Line by line, copy all of the data exactly.

:: Information

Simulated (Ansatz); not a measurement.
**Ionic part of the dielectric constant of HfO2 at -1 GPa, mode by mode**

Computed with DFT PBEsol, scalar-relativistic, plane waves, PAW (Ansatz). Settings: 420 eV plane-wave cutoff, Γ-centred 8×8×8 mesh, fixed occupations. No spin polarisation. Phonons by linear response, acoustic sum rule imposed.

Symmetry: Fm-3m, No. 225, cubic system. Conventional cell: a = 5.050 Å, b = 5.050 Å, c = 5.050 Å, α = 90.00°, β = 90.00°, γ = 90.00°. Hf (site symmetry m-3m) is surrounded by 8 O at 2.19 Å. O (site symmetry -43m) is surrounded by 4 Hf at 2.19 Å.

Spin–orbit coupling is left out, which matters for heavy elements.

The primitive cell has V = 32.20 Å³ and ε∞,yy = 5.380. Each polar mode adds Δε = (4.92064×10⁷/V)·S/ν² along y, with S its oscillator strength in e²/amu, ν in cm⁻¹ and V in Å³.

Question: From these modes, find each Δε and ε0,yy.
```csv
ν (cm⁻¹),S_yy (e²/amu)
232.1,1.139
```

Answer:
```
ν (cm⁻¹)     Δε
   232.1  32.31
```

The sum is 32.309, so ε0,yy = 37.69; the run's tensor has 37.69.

::::

Written answer.
Simulated (Ansatz); not a measurement.
**Ionic part of the dielectric constant of HfO2 at -1 GPa, mode by mode**

Computed with DFT PBEsol, scalar-relativistic, plane waves, PAW (Ansatz). Settings: 420 eV plane-wave cutoff, Γ-centred 8×8×8 mesh, fixed occupations. No spin polarisation. Phonons by linear response, acoustic sum rule imposed.

Symmetry: Fm-3m, No. 225, cubic system. Conventional cell: a = 5.050 Å, b = 5.050 Å, c = 5.050 Å, α = 90.00°, β = 90.00°, γ = 90.00°. Hf (site symmetry m-3m) is surrounded by 8 O at 2.19 Å. O (site symmetry -43m) is surrounded by 4 Hf at 2.19 Å.

Spin–orbit coupling is left out, which matters for heavy elements.

The primitive cell has V = 32.20 Å³ and ε∞,yy = 5.380. Each polar mode adds Δε = (4.92064×10⁷/V)·S/ν² along y, with S its oscillator strength in e²/amu, ν in cm⁻¹ and V in Å³.

Question: From these modes, find each Δε and ε0,yy.
```csv
ν (cm⁻¹),S_yy (e²/amu)
232.1,1.139
```

Answer:
```
ν (cm⁻¹)     Δε
   232.1  32.31
```

The sum is 32.309, so ε0,yy = 37.69; the run's tensor has 37.69.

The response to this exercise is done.